....................

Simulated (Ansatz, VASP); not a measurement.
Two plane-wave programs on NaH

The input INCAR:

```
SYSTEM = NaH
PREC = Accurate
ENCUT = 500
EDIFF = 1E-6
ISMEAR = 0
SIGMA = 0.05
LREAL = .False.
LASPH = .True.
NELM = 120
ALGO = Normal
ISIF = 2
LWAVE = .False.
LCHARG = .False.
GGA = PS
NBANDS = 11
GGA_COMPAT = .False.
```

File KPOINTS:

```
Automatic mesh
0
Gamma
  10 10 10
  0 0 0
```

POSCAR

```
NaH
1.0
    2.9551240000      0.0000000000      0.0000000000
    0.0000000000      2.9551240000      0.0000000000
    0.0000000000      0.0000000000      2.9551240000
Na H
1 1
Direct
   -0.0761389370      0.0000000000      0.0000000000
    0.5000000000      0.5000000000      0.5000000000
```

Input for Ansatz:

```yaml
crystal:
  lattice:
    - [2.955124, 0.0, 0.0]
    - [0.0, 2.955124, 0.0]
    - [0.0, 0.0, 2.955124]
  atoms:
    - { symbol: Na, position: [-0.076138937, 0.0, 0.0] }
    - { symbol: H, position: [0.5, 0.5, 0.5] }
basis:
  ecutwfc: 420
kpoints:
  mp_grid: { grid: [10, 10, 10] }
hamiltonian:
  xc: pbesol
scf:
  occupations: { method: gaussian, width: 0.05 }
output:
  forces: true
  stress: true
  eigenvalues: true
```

....................

_Action item_
Print the material once more, keeping every word as it is.

_Exercise answer_
Simulated (Ansatz, VASP); not a measurement.
Two plane-wave programs on NaH

The input INCAR:

```
SYSTEM = NaH
PREC = Accurate
ENCUT = 500
EDIFF = 1E-6
ISMEAR = 0
SIGMA = 0.05
LREAL = .False.
LASPH = .True.
NELM = 120
ALGO = Normal
ISIF = 2
LWAVE = .False.
LCHARG = .False.
GGA = PS
NBANDS = 11
GGA_COMPAT = .False.
```

File KPOINTS:

```
Automatic mesh
0
Gamma
  10 10 10
  0 0 0
```

POSCAR

```
NaH
1.0
    2.9551240000      0.0000000000      0.0000000000
    0.0000000000      2.9551240000      0.0000000000
    0.0000000000      0.0000000000      2.9551240000
Na H
1 1
Direct
   -0.0761389370      0.0000000000      0.0000000000
    0.5000000000      0.5000000000      0.5000000000
```

Input for Ansatz:

```yaml
crystal:
  lattice:
    - [2.955124, 0.0, 0.0]
    - [0.0, 2.955124, 0.0]
    - [0.0, 0.0, 2.955124]
  atoms:
    - { symbol: Na, position: [-0.076138937, 0.0, 0.0] }
    - { symbol: H, position: [0.5, 0.5, 0.5] }
basis:
  ecutwfc: 420
kpoints:
  mp_grid: { grid: [10, 10, 10] }
hamiltonian:
  xc: pbesol
scf:
  occupations: { method: gaussian, width: 0.05 }
output:
  forces: true
  stress: true
  eigenvalues: true
```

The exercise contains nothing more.